Data for analysis:
=== Section Start ===

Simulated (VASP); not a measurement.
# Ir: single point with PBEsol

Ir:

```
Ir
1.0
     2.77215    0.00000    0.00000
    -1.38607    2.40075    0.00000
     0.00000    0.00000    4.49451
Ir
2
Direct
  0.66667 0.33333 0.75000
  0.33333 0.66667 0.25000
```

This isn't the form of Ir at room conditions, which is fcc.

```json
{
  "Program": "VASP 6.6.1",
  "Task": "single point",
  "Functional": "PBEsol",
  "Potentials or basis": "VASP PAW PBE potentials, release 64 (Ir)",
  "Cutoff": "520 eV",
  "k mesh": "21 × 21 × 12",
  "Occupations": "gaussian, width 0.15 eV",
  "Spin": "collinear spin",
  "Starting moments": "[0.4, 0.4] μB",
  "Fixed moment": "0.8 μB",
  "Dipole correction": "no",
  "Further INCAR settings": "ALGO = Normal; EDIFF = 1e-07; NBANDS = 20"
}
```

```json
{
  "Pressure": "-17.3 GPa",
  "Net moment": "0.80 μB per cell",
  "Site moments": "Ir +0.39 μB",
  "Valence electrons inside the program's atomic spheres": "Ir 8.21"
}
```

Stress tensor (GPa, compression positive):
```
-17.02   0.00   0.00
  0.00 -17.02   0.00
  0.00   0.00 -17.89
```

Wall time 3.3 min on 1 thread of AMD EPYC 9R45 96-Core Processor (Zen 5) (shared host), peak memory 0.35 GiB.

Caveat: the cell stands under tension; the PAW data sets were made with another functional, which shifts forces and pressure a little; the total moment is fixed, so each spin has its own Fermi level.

=== Section End ===

Task item: Print the records verbatim, stopping after the "Wall time 3.3" line.

Response box:
Simulated (VASP); not a measurement.
# Ir: single point with PBEsol

Ir:

```
Ir
1.0
     2.77215    0.00000    0.00000
    -1.38607    2.40075    0.00000
     0.00000    0.00000    4.49451
Ir
2
Direct
  0.66667 0.33333 0.75000
  0.33333 0.66667 0.25000
```

This isn't the form of Ir at room conditions, which is fcc.

```json
{
  "Program": "VASP 6.6.1",
  "Task": "single point",
  "Functional": "PBEsol",
  "Potentials or basis": "VASP PAW PBE potentials, release 64 (Ir)",
  "Cutoff": "520 eV",
  "k mesh": "21 × 21 × 12",
  "Occupations": "gaussian, width 0.15 eV",
  "Spin": "collinear spin",
  "Starting moments": "[0.4, 0.4] μB",
  "Fixed moment": "0.8 μB",
  "Dipole correction": "no",
  "Further INCAR settings": "ALGO = Normal; EDIFF = 1e-07; NBANDS = 20"
}
```

```json
{
  "Pressure": "-17.3 GPa",
  "Net moment": "0.80 μB per cell",
  "Site moments": "Ir +0.39 μB",
  "Valence electrons inside the program's atomic spheres": "Ir 8.21"
}
```

Stress tensor (GPa, compression positive):
```
-17.02   0.00   0.00
  0.00 -17.02   0.00
  0.00   0.00 -17.89
```

Wall time 3.3 min on 1 thread of AMD EPYC 9R45 96-Core Processor (Zen 5) (shared host), peak memory 0.35 GiB.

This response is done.